The data Block Start

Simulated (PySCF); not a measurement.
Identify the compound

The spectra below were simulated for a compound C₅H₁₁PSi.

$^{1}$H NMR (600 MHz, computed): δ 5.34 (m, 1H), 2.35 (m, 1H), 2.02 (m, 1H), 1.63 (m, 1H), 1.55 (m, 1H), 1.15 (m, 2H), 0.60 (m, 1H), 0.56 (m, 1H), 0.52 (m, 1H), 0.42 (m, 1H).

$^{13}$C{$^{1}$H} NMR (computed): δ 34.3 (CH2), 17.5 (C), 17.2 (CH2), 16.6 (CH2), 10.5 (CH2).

The data Block End

--- Work item ---
Restate the full listing word for word, leaving out nothing.

--- Exercise result ---
Simulated (PySCF); not a measurement.
Identify the compound

The spectra below were simulated for a compound C₅H₁₁PSi.

$^{1}$H NMR (600 MHz, computed): δ 5.34 (m, 1H), 2.35 (m, 1H), 2.02 (m, 1H), 1.63 (m, 1H), 1.55 (m, 1H), 1.15 (m, 2H), 0.60 (m, 1H), 0.56 (m, 1H), 0.52 (m, 1H), 0.42 (m, 1H).

$^{13}$C{$^{1}$H} NMR (computed): δ 34.3 (CH2), 17.5 (C), 17.2 (CH2), 16.6 (CH2), 10.5 (CH2).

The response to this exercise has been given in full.